■ Information supplied
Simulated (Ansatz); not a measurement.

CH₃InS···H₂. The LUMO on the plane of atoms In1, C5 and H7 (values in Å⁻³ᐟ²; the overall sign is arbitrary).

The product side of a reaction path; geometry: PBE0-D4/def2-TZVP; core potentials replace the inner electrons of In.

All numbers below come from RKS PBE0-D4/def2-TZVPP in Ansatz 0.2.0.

■ Exercise
In full and exactly as written, repeat the data.

■ Answer space
Simulated (Ansatz); not a measurement.

CH₃InS···H₂. The LUMO on the plane of atoms In1, C5 and H7 (values in Å⁻³ᐟ²; the overall sign is arbitrary).

The product side of a reaction path; geometry: PBE0-D4/def2-TZVP; core potentials replace the inner electrons of In.

All numbers below come from RKS PBE0-D4/def2-TZVPP in Ansatz 0.2.0.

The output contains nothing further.